-- Task item --
Reproduce, please, only the lines from the first line below to the line containing "Atoms on it: Nb", inclusive.

Start of Given data

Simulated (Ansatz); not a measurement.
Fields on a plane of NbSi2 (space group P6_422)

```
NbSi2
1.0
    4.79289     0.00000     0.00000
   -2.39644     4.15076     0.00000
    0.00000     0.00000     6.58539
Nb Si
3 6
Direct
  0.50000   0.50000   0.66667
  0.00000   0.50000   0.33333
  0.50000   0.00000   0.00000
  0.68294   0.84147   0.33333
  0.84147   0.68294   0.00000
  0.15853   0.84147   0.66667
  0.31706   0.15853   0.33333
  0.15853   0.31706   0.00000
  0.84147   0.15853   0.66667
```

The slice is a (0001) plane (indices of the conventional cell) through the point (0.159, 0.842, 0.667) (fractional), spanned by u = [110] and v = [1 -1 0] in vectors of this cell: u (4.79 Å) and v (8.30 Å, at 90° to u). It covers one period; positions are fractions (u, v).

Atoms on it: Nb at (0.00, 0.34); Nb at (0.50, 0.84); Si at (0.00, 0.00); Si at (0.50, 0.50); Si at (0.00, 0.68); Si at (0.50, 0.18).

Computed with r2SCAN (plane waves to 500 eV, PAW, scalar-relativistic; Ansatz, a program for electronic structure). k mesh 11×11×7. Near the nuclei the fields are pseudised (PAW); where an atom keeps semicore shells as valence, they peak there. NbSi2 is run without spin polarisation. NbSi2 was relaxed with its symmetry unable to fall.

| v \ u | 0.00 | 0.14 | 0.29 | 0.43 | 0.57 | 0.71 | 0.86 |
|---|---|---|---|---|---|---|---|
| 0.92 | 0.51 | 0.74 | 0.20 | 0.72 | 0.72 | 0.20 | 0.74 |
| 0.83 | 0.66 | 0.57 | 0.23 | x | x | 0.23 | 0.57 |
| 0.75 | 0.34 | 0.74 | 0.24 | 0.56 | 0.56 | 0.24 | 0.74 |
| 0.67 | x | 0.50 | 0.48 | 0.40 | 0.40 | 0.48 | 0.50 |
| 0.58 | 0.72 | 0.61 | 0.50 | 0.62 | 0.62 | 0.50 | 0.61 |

End of Given data

-- Problem solution --
Simulated (Ansatz); not a measurement.
Fields on a plane of NbSi2 (space group P6_422)

```
NbSi2
1.0
    4.79289     0.00000     0.00000
   -2.39644     4.15076     0.00000
    0.00000     0.00000     6.58539
Nb Si
3 6
Direct
  0.50000   0.50000   0.66667
  0.00000   0.50000   0.33333
  0.50000   0.00000   0.00000
  0.68294   0.84147   0.33333
  0.84147   0.68294   0.00000
  0.15853   0.84147   0.66667
  0.31706   0.15853   0.33333
  0.15853   0.31706   0.00000
  0.84147   0.15853   0.66667
```

The slice is a (0001) plane (indices of the conventional cell) through the point (0.159, 0.842, 0.667) (fractional), spanned by u = [110] and v = [1 -1 0] in vectors of this cell: u (4.79 Å) and v (8.30 Å, at 90° to u). It covers one period; positions are fractions (u, v).

Atoms on it: Nb at (0.00, 0.34); Nb at (0.50, 0.84); Si at (0.00, 0.00); Si at (0.50, 0.50); Si at (0.00, 0.68); Si at (0.50, 0.18).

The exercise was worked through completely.